▸ Supplied entries:
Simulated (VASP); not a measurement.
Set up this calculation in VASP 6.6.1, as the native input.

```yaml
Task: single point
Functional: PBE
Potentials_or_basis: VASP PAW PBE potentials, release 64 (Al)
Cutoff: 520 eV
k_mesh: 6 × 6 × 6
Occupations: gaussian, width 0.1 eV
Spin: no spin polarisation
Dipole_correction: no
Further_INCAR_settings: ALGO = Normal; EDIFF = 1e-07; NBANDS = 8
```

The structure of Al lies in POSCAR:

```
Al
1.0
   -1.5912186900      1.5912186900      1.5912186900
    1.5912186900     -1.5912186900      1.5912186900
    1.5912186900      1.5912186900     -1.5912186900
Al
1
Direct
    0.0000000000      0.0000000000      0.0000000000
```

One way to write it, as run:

▸ Work request:
This exercise asks for every line of the records to be repeated exactly.

▸ Problem solution:
Simulated (VASP); not a measurement.
Set up this calculation in VASP 6.6.1, as the native input.

```yaml
Task: single point
Functional: PBE
Potentials_or_basis: VASP PAW PBE potentials, release 64 (Al)
Cutoff: 520 eV
k_mesh: 6 × 6 × 6
Occupations: gaussian, width 0.1 eV
Spin: no spin polarisation
Dipole_correction: no
Further_INCAR_settings: ALGO = Normal; EDIFF = 1e-07; NBANDS = 8
```

The structure of Al lies in POSCAR:

```
Al
1.0
   -1.5912186900      1.5912186900      1.5912186900
    1.5912186900     -1.5912186900      1.5912186900
    1.5912186900      1.5912186900     -1.5912186900
Al
1
Direct
    0.0000000000      0.0000000000      0.0000000000
```

One way to write it, as run:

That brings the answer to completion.